*** Block opens ***
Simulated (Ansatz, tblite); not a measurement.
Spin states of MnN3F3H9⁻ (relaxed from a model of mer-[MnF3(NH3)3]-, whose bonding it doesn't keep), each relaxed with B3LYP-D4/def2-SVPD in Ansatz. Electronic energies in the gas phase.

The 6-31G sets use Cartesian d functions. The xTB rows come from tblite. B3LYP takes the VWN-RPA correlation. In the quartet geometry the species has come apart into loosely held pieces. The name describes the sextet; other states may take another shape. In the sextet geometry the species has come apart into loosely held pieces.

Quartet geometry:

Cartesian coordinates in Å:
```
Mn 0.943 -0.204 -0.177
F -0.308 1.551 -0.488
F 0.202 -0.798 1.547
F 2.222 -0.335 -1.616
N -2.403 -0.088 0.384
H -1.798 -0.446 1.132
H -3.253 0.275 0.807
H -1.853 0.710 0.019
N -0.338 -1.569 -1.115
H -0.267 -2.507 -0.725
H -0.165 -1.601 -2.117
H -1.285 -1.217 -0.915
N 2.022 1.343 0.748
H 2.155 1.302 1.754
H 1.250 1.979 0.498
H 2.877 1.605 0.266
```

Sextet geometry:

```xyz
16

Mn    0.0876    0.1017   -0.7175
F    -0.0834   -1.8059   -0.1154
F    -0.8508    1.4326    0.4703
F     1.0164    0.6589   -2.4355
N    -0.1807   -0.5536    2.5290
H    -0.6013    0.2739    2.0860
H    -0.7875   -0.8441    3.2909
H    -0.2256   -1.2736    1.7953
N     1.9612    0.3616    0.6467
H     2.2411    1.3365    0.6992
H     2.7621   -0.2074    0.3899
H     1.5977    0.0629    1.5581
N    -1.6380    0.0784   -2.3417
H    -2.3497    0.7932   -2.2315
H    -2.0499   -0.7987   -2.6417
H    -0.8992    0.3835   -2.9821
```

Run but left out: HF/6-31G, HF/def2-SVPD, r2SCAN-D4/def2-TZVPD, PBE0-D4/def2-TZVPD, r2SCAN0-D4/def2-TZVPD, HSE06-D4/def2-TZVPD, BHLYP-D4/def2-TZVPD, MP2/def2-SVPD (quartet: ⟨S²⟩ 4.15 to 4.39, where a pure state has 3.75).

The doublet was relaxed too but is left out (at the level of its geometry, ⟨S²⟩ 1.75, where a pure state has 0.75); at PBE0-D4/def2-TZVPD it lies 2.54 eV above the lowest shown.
*** Block closes ***

- **ACTION ITEM**
Beginning at the first line of the records, retype exactly every line up to and including the one with "Run but left".

- **ANSWER BOX**
Simulated (Ansatz, tblite); not a measurement.
Spin states of MnN3F3H9⁻ (relaxed from a model of mer-[MnF3(NH3)3]-, whose bonding it doesn't keep), each relaxed with B3LYP-D4/def2-SVPD in Ansatz. Electronic energies in the gas phase.

The 6-31G sets use Cartesian d functions. The xTB rows come from tblite. B3LYP takes the VWN-RPA correlation. In the quartet geometry the species has come apart into loosely held pieces. The name describes the sextet; other states may take another shape. In the sextet geometry the species has come apart into loosely held pieces.

Quartet geometry:

Cartesian coordinates in Å:
```
Mn 0.943 -0.204 -0.177
F -0.308 1.551 -0.488
F 0.202 -0.798 1.547
F 2.222 -0.335 -1.616
N -2.403 -0.088 0.384
H -1.798 -0.446 1.132
H -3.253 0.275 0.807
H -1.853 0.710 0.019
N -0.338 -1.569 -1.115
H -0.267 -2.507 -0.725
H -0.165 -1.601 -2.117
H -1.285 -1.217 -0.915
N 2.022 1.343 0.748
H 2.155 1.302 1.754
H 1.250 1.979 0.498
H 2.877 1.605 0.266
```

Sextet geometry:

```xyz
16

Mn    0.0876    0.1017   -0.7175
F    -0.0834   -1.8059   -0.1154
F    -0.8508    1.4326    0.4703
F     1.0164    0.6589   -2.4355
N    -0.1807   -0.5536    2.5290
H    -0.6013    0.2739    2.0860
H    -0.7875   -0.8441    3.2909
H    -0.2256   -1.2736    1.7953
N     1.9612    0.3616    0.6467
H     2.2411    1.3365    0.6992
H     2.7621   -0.2074    0.3899
H     1.5977    0.0629    1.5581
N    -1.6380    0.0784   -2.3417
H    -2.3497    0.7932   -2.2315
H    -2.0499   -0.7987   -2.6417
H    -0.8992    0.3835   -2.9821
```

Run but left out: HF/6-31G, HF/def2-SVPD, r2SCAN-D4/def2-TZVPD, PBE0-D4/def2-TZVPD, r2SCAN0-D4/def2-TZVPD, HSE06-D4/def2-TZVPD, BHLYP-D4/def2-TZVPD, MP2/def2-SVPD (quartet: ⟨S²⟩ 4.15 to 4.39, where a pure state has 3.75).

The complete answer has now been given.